[Data]
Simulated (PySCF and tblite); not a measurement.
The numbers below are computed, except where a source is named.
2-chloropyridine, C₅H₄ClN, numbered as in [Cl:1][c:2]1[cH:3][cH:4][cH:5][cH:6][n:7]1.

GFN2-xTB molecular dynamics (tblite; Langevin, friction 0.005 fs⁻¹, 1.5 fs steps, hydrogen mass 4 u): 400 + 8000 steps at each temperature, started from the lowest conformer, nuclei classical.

[Brief] Every line above is to be duplicated exactly as shown.

[Solution]
Simulated (PySCF and tblite); not a measurement.
The numbers below are computed, except where a source is named.
2-chloropyridine, C₅H₄ClN, numbered as in [Cl:1][c:2]1[cH:3][cH:4][cH:5][cH:6][n:7]1.

GFN2-xTB molecular dynamics (tblite; Langevin, friction 0.005 fs⁻¹, 1.5 fs steps, hydrogen mass 4 u): 400 + 8000 steps at each temperature, started from the lowest conformer, nuclei classical.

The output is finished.